— WORK ORDER —
Repeat the records below exactly as they appear.

— DATA SUPPLIED —

━━━━━━━━━━━━━━━━━━━━━━━━━━━━━━

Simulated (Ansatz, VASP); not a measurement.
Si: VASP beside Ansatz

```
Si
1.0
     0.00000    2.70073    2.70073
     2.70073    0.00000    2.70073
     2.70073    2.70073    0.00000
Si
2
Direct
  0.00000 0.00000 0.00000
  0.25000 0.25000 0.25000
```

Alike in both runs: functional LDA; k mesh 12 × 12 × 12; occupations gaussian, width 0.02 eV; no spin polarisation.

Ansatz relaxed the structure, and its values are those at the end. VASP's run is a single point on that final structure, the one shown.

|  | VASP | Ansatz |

━━━━━━━━━━━━━━━━━━━━━━━━━━━━━━

— ANSWER BOX —
Simulated (Ansatz, VASP); not a measurement.
Si: VASP beside Ansatz

```
Si
1.0
     0.00000    2.70073    2.70073
     2.70073    0.00000    2.70073
     2.70073    2.70073    0.00000
Si
2
Direct
  0.00000 0.00000 0.00000
  0.25000 0.25000 0.25000
```

Alike in both runs: functional LDA; k mesh 12 × 12 × 12; occupations gaussian, width 0.02 eV; no spin polarisation.

Ansatz relaxed the structure, and its values are those at the end. VASP's run is a single point on that final structure, the one shown.

|  | VASP | Ansatz |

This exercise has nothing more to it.